**EXERCISE**
Write the records out once more, exactly as they appear below.

= = = = = = =

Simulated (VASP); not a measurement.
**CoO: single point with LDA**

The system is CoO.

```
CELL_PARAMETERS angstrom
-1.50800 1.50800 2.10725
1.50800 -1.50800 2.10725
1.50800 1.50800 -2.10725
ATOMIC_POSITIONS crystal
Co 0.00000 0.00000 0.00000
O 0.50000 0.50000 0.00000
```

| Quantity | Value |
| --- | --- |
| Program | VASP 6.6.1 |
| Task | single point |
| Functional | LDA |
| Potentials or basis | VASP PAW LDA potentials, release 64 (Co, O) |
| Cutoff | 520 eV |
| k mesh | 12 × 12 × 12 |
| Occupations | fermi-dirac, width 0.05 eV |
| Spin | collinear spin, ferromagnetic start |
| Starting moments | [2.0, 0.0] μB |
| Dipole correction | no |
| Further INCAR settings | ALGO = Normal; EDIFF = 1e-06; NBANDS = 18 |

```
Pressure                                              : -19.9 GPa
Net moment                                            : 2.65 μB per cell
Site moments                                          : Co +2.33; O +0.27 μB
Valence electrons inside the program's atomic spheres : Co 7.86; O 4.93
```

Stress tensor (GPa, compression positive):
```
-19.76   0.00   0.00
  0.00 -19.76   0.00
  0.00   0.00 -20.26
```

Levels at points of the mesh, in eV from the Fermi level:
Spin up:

= = = = = = =

**EXERCISE RESPONSE**
Simulated (VASP); not a measurement.
**CoO: single point with LDA**

The system is CoO.

```
CELL_PARAMETERS angstrom
-1.50800 1.50800 2.10725
1.50800 -1.50800 2.10725
1.50800 1.50800 -2.10725
ATOMIC_POSITIONS crystal
Co 0.00000 0.00000 0.00000
O 0.50000 0.50000 0.00000
```

| Quantity | Value |
| --- | --- |
| Program | VASP 6.6.1 |
| Task | single point |
| Functional | LDA |
| Potentials or basis | VASP PAW LDA potentials, release 64 (Co, O) |
| Cutoff | 520 eV |
| k mesh | 12 × 12 × 12 |
| Occupations | fermi-dirac, width 0.05 eV |
| Spin | collinear spin, ferromagnetic start |
| Starting moments | [2.0, 0.0] μB |
| Dipole correction | no |
| Further INCAR settings | ALGO = Normal; EDIFF = 1e-06; NBANDS = 18 |

```
Pressure                                              : -19.9 GPa
Net moment                                            : 2.65 μB per cell
Site moments                                          : Co +2.33; O +0.27 μB
Valence electrons inside the program's atomic spheres : Co 7.86; O 4.93
```

Stress tensor (GPa, compression positive):
```
-19.76   0.00   0.00
  0.00 -19.76   0.00
  0.00   0.00 -20.26
```

Levels at points of the mesh, in eV from the Fermi level:
Spin up:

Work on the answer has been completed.